▶ [RECORDED INFORMATION]
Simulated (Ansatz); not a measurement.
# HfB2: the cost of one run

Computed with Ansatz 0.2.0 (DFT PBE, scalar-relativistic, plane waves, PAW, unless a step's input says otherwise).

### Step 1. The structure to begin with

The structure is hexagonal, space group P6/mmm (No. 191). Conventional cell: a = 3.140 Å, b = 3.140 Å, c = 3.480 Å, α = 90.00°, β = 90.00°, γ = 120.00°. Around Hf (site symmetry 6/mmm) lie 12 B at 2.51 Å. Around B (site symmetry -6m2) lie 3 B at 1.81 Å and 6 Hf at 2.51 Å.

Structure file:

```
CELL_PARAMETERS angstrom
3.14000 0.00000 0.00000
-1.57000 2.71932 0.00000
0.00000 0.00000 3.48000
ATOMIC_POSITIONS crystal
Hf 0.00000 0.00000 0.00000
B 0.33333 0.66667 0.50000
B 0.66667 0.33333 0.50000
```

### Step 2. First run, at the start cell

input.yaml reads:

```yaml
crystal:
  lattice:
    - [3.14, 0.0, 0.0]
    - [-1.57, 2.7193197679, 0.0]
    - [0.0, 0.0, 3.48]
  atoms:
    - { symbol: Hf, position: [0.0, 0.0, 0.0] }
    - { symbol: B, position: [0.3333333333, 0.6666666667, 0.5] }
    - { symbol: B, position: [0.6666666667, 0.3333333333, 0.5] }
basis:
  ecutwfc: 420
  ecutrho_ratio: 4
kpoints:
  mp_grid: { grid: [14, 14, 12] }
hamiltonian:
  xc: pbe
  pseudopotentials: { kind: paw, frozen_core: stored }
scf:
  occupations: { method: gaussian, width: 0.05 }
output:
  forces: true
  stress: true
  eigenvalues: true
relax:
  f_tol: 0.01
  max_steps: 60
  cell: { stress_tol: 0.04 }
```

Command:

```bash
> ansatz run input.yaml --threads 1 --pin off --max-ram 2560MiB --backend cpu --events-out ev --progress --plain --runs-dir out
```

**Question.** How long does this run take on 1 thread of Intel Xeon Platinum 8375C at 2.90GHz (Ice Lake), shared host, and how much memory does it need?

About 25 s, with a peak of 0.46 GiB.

▶ [ASSIGNMENT] Only the lines above starting at the one containing "Computed with Ansatz" and ending at the one containing "### Step 1. The structure to begin with", both included, are to be returned, exactly as they read.

▶ [EXPECTED ANSWER]
Computed with Ansatz 0.2.0 (DFT PBE, scalar-relativistic, plane waves, PAW, unless a step's input says otherwise).

### Step 1. The structure to begin with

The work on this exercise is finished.